Segment Open

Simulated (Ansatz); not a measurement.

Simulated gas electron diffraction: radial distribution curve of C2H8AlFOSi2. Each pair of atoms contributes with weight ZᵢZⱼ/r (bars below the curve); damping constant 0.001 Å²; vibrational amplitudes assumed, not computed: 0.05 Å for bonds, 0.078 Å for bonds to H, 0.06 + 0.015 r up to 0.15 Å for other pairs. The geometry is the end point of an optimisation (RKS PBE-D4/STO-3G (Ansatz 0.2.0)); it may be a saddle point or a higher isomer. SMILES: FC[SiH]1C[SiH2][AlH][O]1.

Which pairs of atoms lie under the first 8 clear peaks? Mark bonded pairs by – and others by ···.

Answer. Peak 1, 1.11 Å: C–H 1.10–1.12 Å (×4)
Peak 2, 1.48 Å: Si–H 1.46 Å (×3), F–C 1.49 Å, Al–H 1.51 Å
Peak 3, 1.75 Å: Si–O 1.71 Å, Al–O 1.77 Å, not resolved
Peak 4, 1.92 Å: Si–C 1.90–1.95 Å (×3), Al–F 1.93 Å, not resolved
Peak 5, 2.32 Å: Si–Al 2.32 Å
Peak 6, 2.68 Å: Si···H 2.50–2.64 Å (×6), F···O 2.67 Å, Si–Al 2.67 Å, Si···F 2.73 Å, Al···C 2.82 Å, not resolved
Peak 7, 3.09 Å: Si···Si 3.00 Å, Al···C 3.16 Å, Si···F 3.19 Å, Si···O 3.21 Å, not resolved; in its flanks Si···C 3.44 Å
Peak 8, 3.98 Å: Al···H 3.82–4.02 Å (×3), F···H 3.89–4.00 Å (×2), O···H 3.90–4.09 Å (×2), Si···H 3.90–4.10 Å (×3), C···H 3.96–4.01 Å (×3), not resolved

Segment Closed

● Assignment:
Taking the entries above, write out exactly the lines starting with the line containing "Peak 2, 1.48" and going on through the line containing "Peak 7, 3.09", both included, and nothing else.

● Result:
Peak 2, 1.48 Å: Si–H 1.46 Å (×3), F–C 1.49 Å, Al–H 1.51 Å
Peak 3, 1.75 Å: Si–O 1.71 Å, Al–O 1.77 Å, not resolved
Peak 4, 1.92 Å: Si–C 1.90–1.95 Å (×3), Al–F 1.93 Å, not resolved
Peak 5, 2.32 Å: Si–Al 2.32 Å
Peak 6, 2.68 Å: Si···H 2.50–2.64 Å (×6), F···O 2.67 Å, Si–Al 2.67 Å, Si···F 2.73 Å, Al···C 2.82 Å, not resolved
Peak 7, 3.09 Å: Si···Si 3.00 Å, Al···C 3.16 Å, Si···F 3.19 Å, Si···O 3.21 Å, not resolved; in its flanks Si···C 3.44 Å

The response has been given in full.